+--

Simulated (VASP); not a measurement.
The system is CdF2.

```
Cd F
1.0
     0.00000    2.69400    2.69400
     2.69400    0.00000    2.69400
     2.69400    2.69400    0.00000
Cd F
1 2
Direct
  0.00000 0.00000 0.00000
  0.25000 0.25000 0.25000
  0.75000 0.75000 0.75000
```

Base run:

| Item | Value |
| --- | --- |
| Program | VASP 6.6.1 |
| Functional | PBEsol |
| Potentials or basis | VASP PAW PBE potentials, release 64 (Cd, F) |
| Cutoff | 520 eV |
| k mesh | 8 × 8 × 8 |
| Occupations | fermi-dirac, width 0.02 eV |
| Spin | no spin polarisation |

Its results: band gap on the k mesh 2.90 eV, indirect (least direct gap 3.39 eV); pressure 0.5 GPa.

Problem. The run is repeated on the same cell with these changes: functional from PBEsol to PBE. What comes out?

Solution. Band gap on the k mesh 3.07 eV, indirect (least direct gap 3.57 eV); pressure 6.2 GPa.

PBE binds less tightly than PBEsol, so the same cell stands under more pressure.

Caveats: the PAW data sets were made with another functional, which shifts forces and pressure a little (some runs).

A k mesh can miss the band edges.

+--

TASK ITEM:
Until the last line is reached, keep transcribing the data exactly.

SOLUTION:
Simulated (VASP); not a measurement.
The system is CdF2.

```
Cd F
1.0
     0.00000    2.69400    2.69400
     2.69400    0.00000    2.69400
     2.69400    2.69400    0.00000
Cd F
1 2
Direct
  0.00000 0.00000 0.00000
  0.25000 0.25000 0.25000
  0.75000 0.75000 0.75000
```

Base run:

| Item | Value |
| --- | --- |
| Program | VASP 6.6.1 |
| Functional | PBEsol |
| Potentials or basis | VASP PAW PBE potentials, release 64 (Cd, F) |
| Cutoff | 520 eV |
| k mesh | 8 × 8 × 8 |
| Occupations | fermi-dirac, width 0.02 eV |
| Spin | no spin polarisation |

Its results: band gap on the k mesh 2.90 eV, indirect (least direct gap 3.39 eV); pressure 0.5 GPa.

Problem. The run is repeated on the same cell with these changes: functional from PBEsol to PBE. What comes out?

Solution. Band gap on the k mesh 3.07 eV, indirect (least direct gap 3.57 eV); pressure 6.2 GPa.

PBE binds less tightly than PBEsol, so the same cell stands under more pressure.

Caveats: the PAW data sets were made with another functional, which shifts forces and pressure a little (some runs).

A k mesh can miss the band edges.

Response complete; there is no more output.